*DATASET CONTENT*.
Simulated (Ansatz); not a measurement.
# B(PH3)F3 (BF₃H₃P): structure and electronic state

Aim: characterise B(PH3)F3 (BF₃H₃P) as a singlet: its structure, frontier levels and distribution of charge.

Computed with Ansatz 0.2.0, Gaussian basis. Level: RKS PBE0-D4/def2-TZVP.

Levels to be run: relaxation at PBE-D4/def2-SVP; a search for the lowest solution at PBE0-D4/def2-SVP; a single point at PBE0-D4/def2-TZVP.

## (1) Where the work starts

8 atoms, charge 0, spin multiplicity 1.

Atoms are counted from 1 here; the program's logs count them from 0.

*WORK TASK*. Please give the records again exactly as they are.

*TASK OUTPUT*.
Simulated (Ansatz); not a measurement.
# B(PH3)F3 (BF₃H₃P): structure and electronic state

Aim: characterise B(PH3)F3 (BF₃H₃P) as a singlet: its structure, frontier levels and distribution of charge.

Computed with Ansatz 0.2.0, Gaussian basis. Level: RKS PBE0-D4/def2-TZVP.

Levels to be run: relaxation at PBE-D4/def2-SVP; a search for the lowest solution at PBE0-D4/def2-SVP; a single point at PBE0-D4/def2-TZVP.

## (1) Where the work starts

8 atoms, charge 0, spin multiplicity 1.

Atoms are counted from 1 here; the program's logs count them from 0.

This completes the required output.